Assignment: Repeat the whole listing. Keep it exact.

Available data:
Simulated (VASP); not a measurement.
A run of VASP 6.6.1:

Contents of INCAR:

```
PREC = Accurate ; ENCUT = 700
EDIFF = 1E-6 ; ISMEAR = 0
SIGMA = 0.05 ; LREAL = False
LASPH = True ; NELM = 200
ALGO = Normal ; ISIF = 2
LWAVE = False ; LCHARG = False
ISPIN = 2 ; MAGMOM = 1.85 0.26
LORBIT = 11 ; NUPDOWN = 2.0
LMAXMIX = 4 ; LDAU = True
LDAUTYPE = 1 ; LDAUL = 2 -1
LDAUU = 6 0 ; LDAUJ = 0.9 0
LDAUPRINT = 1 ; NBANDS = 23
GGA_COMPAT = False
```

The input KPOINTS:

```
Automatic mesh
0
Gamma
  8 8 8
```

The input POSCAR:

Answer section:
Simulated (VASP); not a measurement.
A run of VASP 6.6.1:

Contents of INCAR:

```
PREC = Accurate ; ENCUT = 700
EDIFF = 1E-6 ; ISMEAR = 0
SIGMA = 0.05 ; LREAL = False
LASPH = True ; NELM = 200
ALGO = Normal ; ISIF = 2
LWAVE = False ; LCHARG = False
ISPIN = 2 ; MAGMOM = 1.85 0.26
LORBIT = 11 ; NUPDOWN = 2.0
LMAXMIX = 4 ; LDAU = True
LDAUTYPE = 1 ; LDAUL = 2 -1
LDAUU = 6 0 ; LDAUJ = 0.9 0
LDAUPRINT = 1 ; NBANDS = 23
GGA_COMPAT = False
```

The input KPOINTS:

```
Automatic mesh
0
Gamma
  8 8 8
```

The input POSCAR:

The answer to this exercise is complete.